**Work order:**
Write the data below out again, with each line matching the original.

[Opening Data provided section]

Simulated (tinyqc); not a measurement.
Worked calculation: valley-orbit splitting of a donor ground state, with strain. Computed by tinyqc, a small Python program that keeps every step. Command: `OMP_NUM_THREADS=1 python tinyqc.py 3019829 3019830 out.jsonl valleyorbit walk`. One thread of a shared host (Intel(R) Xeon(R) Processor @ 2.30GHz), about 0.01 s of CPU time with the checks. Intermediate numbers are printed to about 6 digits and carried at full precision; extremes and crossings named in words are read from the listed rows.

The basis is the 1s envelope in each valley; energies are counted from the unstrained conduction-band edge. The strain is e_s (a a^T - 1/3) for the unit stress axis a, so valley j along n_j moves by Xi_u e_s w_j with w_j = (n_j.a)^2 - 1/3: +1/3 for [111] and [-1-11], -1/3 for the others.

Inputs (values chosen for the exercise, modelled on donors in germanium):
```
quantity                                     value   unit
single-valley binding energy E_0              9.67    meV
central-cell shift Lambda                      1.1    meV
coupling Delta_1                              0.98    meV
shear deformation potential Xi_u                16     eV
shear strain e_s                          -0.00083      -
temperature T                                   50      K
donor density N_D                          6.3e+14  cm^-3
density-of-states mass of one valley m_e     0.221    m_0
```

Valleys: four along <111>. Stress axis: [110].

[Closing Data provided section]

**Your response:**
Simulated (tinyqc); not a measurement.
Worked calculation: valley-orbit splitting of a donor ground state, with strain. Computed by tinyqc, a small Python program that keeps every step. Command: `OMP_NUM_THREADS=1 python tinyqc.py 3019829 3019830 out.jsonl valleyorbit walk`. One thread of a shared host (Intel(R) Xeon(R) Processor @ 2.30GHz), about 0.01 s of CPU time with the checks. Intermediate numbers are printed to about 6 digits and carried at full precision; extremes and crossings named in words are read from the listed rows.

The basis is the 1s envelope in each valley; energies are counted from the unstrained conduction-band edge. The strain is e_s (a a^T - 1/3) for the unit stress axis a, so valley j along n_j moves by Xi_u e_s w_j with w_j = (n_j.a)^2 - 1/3: +1/3 for [111] and [-1-11], -1/3 for the others.

Inputs (values chosen for the exercise, modelled on donors in germanium):
```
quantity                                     value   unit
single-valley binding energy E_0              9.67    meV
central-cell shift Lambda                      1.1    meV
coupling Delta_1                              0.98    meV
shear deformation potential Xi_u                16     eV
shear strain e_s                          -0.00083      -
temperature T                                   50      K
donor density N_D                          6.3e+14  cm^-3
density-of-states mass of one valley m_e     0.221    m_0
```

Valleys: four along <111>. Stress axis: [110].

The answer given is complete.